Return the data below exactly, stopping after the line with "Total charge -1.".

========================================
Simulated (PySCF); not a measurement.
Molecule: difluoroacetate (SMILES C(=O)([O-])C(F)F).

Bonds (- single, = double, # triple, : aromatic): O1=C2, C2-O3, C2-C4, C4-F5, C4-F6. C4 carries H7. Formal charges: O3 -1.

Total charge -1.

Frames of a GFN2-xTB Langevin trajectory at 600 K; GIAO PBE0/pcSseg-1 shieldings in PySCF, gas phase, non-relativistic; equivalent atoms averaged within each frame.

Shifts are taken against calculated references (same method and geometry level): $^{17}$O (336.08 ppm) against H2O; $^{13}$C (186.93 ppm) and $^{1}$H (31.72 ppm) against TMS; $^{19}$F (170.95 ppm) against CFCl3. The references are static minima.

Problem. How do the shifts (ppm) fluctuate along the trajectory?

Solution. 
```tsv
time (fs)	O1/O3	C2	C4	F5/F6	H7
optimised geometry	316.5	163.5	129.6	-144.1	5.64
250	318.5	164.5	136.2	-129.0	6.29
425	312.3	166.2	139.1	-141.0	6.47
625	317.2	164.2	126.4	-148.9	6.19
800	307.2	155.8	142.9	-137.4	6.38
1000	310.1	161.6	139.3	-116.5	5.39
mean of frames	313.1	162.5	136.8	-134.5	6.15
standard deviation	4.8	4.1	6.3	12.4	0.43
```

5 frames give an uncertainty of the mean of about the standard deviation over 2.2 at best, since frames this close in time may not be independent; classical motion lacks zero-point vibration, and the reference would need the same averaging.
========================================

WRITTEN ANSWER
Simulated (PySCF); not a measurement.
Molecule: difluoroacetate (SMILES C(=O)([O-])C(F)F).

Bonds (- single, = double, # triple, : aromatic): O1=C2, C2-O3, C2-C4, C4-F5, C4-F6. C4 carries H7. Formal charges: O3 -1.

Total charge -1.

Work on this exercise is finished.